▶ WORK REQUEST: The entire listing below needs to be transcribed word for word.

SUPPLIED ENTRIES section start

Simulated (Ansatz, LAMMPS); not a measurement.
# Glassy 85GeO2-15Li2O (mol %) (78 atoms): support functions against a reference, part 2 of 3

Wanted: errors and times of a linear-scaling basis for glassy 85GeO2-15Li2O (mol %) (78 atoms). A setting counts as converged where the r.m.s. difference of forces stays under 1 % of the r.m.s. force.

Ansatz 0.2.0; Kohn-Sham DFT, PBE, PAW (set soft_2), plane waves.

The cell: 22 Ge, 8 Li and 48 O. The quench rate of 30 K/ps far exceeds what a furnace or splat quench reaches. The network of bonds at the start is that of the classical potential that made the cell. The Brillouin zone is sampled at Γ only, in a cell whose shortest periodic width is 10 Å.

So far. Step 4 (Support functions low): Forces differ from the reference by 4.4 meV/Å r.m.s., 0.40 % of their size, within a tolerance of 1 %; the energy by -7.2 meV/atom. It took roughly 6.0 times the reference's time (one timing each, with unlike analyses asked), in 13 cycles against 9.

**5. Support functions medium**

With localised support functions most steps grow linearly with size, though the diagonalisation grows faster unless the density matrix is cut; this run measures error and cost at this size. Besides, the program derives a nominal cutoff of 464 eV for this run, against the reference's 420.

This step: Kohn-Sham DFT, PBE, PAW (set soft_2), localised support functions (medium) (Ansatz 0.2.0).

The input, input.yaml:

SUPPLIED ENTRIES section end

▶ WORKED SOLUTION:
Simulated (Ansatz, LAMMPS); not a measurement.
# Glassy 85GeO2-15Li2O (mol %) (78 atoms): support functions against a reference, part 2 of 3

Wanted: errors and times of a linear-scaling basis for glassy 85GeO2-15Li2O (mol %) (78 atoms). A setting counts as converged where the r.m.s. difference of forces stays under 1 % of the r.m.s. force.

Ansatz 0.2.0; Kohn-Sham DFT, PBE, PAW (set soft_2), plane waves.

The cell: 22 Ge, 8 Li and 48 O. The quench rate of 30 K/ps far exceeds what a furnace or splat quench reaches. The network of bonds at the start is that of the classical potential that made the cell. The Brillouin zone is sampled at Γ only, in a cell whose shortest periodic width is 10 Å.

So far. Step 4 (Support functions low): Forces differ from the reference by 4.4 meV/Å r.m.s., 0.40 % of their size, within a tolerance of 1 %; the energy by -7.2 meV/atom. It took roughly 6.0 times the reference's time (one timing each, with unlike analyses asked), in 13 cycles against 9.

**5. Support functions medium**

With localised support functions most steps grow linearly with size, though the diagonalisation grows faster unless the density matrix is cut; this run measures error and cost at this size. Besides, the program derives a nominal cutoff of 464 eV for this run, against the reference's 420.

This step: Kohn-Sham DFT, PBE, PAW (set soft_2), localised support functions (medium) (Ansatz 0.2.0).

The input, input.yaml:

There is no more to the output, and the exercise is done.